Assignment:
Word for word, return the lines from the start of the entries below through the line that has "λ = 1239.84/3.83 = 324 nm; ν = 30891 cm⁻¹.".

Information supplied:
--------------------------------------------------

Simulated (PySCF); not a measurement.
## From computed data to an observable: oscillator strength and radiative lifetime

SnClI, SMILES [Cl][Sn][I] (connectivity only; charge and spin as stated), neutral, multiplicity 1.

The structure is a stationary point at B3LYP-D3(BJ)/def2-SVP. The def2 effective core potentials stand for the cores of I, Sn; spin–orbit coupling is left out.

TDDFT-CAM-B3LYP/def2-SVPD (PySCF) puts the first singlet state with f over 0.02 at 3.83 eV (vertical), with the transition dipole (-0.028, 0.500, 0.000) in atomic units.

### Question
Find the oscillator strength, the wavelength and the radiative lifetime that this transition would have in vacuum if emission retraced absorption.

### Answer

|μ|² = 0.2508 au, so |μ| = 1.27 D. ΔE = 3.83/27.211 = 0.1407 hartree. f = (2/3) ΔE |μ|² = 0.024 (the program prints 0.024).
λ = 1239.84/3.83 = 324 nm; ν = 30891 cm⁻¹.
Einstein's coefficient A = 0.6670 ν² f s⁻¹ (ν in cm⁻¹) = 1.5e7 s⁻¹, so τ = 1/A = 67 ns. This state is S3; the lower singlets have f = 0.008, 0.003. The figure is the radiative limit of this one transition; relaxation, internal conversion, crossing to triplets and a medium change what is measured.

--------------------------------------------------

Task response:
Simulated (PySCF); not a measurement.
## From computed data to an observable: oscillator strength and radiative lifetime

SnClI, SMILES [Cl][Sn][I] (connectivity only; charge and spin as stated), neutral, multiplicity 1.

The structure is a stationary point at B3LYP-D3(BJ)/def2-SVP. The def2 effective core potentials stand for the cores of I, Sn; spin–orbit coupling is left out.

TDDFT-CAM-B3LYP/def2-SVPD (PySCF) puts the first singlet state with f over 0.02 at 3.83 eV (vertical), with the transition dipole (-0.028, 0.500, 0.000) in atomic units.

### Question
Find the oscillator strength, the wavelength and the radiative lifetime that this transition would have in vacuum if emission retraced absorption.

### Answer

|μ|² = 0.2508 au, so |μ| = 1.27 D. ΔE = 3.83/27.211 = 0.1407 hartree. f = (2/3) ΔE |μ|² = 0.024 (the program prints 0.024).
λ = 1239.84/3.83 = 324 nm; ν = 30891 cm⁻¹.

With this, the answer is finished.